Work instruction |
An exact, complete copy of the entries is what is needed.

Segment Start: Provided material
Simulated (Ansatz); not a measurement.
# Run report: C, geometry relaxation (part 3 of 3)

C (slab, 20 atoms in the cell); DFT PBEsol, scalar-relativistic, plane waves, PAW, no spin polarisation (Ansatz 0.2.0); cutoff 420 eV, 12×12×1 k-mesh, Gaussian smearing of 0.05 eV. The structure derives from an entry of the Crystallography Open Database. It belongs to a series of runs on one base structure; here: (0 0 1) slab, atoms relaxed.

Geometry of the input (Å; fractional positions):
Segment End: Provided material

Task answer |
Simulated (Ansatz); not a measurement.
# Run report: C, geometry relaxation (part 3 of 3)

C (slab, 20 atoms in the cell); DFT PBEsol, scalar-relativistic, plane waves, PAW, no spin polarisation (Ansatz 0.2.0); cutoff 420 eV, 12×12×1 k-mesh, Gaussian smearing of 0.05 eV. The structure derives from an entry of the Crystallography Open Database. It belongs to a series of runs on one base structure; here: (0 0 1) slab, atoms relaxed.

Geometry of the input (Å; fractional positions):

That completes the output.